(Extracted entries):

• • • • •

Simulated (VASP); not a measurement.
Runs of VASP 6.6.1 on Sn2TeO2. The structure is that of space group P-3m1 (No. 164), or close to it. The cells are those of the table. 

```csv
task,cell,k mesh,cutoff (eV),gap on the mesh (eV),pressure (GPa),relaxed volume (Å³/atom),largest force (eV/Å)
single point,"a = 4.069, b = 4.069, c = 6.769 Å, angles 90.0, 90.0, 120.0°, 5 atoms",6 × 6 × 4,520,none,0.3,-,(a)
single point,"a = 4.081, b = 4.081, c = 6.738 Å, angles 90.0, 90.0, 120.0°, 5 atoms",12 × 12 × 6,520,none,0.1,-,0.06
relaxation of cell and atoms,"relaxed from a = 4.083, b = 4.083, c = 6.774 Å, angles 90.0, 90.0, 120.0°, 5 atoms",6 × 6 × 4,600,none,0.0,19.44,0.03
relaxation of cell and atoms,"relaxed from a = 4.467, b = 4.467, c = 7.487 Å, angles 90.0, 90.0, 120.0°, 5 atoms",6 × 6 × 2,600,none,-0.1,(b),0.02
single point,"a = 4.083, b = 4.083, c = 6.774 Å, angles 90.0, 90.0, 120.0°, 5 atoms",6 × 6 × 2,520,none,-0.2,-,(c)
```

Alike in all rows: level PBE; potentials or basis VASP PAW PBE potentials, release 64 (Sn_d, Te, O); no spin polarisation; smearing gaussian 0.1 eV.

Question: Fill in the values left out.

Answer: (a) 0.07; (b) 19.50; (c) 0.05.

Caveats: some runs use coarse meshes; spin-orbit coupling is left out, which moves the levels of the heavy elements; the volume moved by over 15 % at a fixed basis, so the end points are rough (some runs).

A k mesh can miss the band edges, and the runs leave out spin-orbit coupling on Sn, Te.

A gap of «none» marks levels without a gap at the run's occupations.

• • • • •

(Assignment):
Return only the exact lines from the opening of the records through the line that contains "A k mesh can", both included.

(Written response):
Simulated (VASP); not a measurement.
Runs of VASP 6.6.1 on Sn2TeO2. The structure is that of space group P-3m1 (No. 164), or close to it. The cells are those of the table. 

```csv
task,cell,k mesh,cutoff (eV),gap on the mesh (eV),pressure (GPa),relaxed volume (Å³/atom),largest force (eV/Å)
single point,"a = 4.069, b = 4.069, c = 6.769 Å, angles 90.0, 90.0, 120.0°, 5 atoms",6 × 6 × 4,520,none,0.3,-,(a)
single point,"a = 4.081, b = 4.081, c = 6.738 Å, angles 90.0, 90.0, 120.0°, 5 atoms",12 × 12 × 6,520,none,0.1,-,0.06
relaxation of cell and atoms,"relaxed from a = 4.083, b = 4.083, c = 6.774 Å, angles 90.0, 90.0, 120.0°, 5 atoms",6 × 6 × 4,600,none,0.0,19.44,0.03
relaxation of cell and atoms,"relaxed from a = 4.467, b = 4.467, c = 7.487 Å, angles 90.0, 90.0, 120.0°, 5 atoms",6 × 6 × 2,600,none,-0.1,(b),0.02
single point,"a = 4.083, b = 4.083, c = 6.774 Å, angles 90.0, 90.0, 120.0°, 5 atoms",6 × 6 × 2,520,none,-0.2,-,(c)
```

Alike in all rows: level PBE; potentials or basis VASP PAW PBE potentials, release 64 (Sn_d, Te, O); no spin polarisation; smearing gaussian 0.1 eV.

Question: Fill in the values left out.

Answer: (a) 0.07; (b) 19.50; (c) 0.05.

Caveats: some runs use coarse meshes; spin-orbit coupling is left out, which moves the levels of the heavy elements; the volume moved by over 15 % at a fixed basis, so the end points are rough (some runs).

A k mesh can miss the band edges, and the runs leave out spin-orbit coupling on Sn, Te.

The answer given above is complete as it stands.